########################################
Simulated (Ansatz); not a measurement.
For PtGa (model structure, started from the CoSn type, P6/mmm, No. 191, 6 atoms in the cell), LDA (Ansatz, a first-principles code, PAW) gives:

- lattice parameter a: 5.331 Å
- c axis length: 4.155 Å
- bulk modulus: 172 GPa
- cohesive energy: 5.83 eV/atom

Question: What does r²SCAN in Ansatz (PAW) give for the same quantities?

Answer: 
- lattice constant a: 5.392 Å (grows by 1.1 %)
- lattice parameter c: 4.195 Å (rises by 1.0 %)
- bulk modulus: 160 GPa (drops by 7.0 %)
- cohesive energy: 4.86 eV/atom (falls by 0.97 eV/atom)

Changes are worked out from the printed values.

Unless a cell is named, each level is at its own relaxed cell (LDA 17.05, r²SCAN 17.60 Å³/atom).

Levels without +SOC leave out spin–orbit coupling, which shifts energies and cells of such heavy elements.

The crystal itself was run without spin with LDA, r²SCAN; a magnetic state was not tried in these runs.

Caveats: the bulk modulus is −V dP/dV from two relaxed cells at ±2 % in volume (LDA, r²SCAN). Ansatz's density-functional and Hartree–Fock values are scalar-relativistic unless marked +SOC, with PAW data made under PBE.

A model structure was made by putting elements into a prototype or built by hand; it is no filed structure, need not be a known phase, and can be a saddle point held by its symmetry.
########################################

● Assigned task:
Give back, unchanged, the run of lines in the listing above that begins at the line containing "For PtGa (model" and ends at the line containing "Caveats: the bulk", both included.

● Task result:
For PtGa (model structure, started from the CoSn type, P6/mmm, No. 191, 6 atoms in the cell), LDA (Ansatz, a first-principles code, PAW) gives:

- lattice parameter a: 5.331 Å
- c axis length: 4.155 Å
- bulk modulus: 172 GPa
- cohesive energy: 5.83 eV/atom

Question: What does r²SCAN in Ansatz (PAW) give for the same quantities?

Answer: 
- lattice constant a: 5.392 Å (grows by 1.1 %)
- lattice parameter c: 4.195 Å (rises by 1.0 %)
- bulk modulus: 160 GPa (drops by 7.0 %)
- cohesive energy: 4.86 eV/atom (falls by 0.97 eV/atom)

Changes are worked out from the printed values.

Unless a cell is named, each level is at its own relaxed cell (LDA 17.05, r²SCAN 17.60 Å³/atom).

Levels without +SOC leave out spin–orbit coupling, which shifts energies and cells of such heavy elements.

The crystal itself was run without spin with LDA, r²SCAN; a magnetic state was not tried in these runs.

Caveats: the bulk modulus is −V dP/dV from two relaxed cells at ±2 % in volume (LDA, r²SCAN). Ansatz's density-functional and Hartree–Fock values are scalar-relativistic unless marked +SOC, with PAW data made under PBE.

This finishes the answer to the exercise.